▸ **Source information**:
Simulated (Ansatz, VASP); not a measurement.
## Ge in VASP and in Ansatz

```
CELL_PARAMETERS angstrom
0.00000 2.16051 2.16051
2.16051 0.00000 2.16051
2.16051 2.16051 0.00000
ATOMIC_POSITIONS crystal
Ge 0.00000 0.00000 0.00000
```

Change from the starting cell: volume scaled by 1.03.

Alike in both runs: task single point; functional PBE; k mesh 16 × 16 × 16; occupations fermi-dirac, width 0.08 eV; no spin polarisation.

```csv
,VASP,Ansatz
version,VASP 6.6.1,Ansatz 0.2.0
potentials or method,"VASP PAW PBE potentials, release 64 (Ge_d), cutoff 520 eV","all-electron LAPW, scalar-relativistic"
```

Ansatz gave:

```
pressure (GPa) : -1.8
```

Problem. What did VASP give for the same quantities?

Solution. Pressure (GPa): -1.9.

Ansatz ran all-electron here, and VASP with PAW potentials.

▸ **Work instruction**:
Quote the records above exactly, from the first line through the line containing "Solution. Pressure (GPa): -1.9.", and nothing more.

▸ **Exercise answer**:
Simulated (Ansatz, VASP); not a measurement.
## Ge in VASP and in Ansatz

```
CELL_PARAMETERS angstrom
0.00000 2.16051 2.16051
2.16051 0.00000 2.16051
2.16051 2.16051 0.00000
ATOMIC_POSITIONS crystal
Ge 0.00000 0.00000 0.00000
```

Change from the starting cell: volume scaled by 1.03.

Alike in both runs: task single point; functional PBE; k mesh 16 × 16 × 16; occupations fermi-dirac, width 0.08 eV; no spin polarisation.

```csv
,VASP,Ansatz
version,VASP 6.6.1,Ansatz 0.2.0
potentials or method,"VASP PAW PBE potentials, release 64 (Ge_d), cutoff 520 eV","all-electron LAPW, scalar-relativistic"
```

Ansatz gave:

```
pressure (GPa) : -1.8
```

Problem. What did VASP give for the same quantities?

Solution. Pressure (GPa): -1.9.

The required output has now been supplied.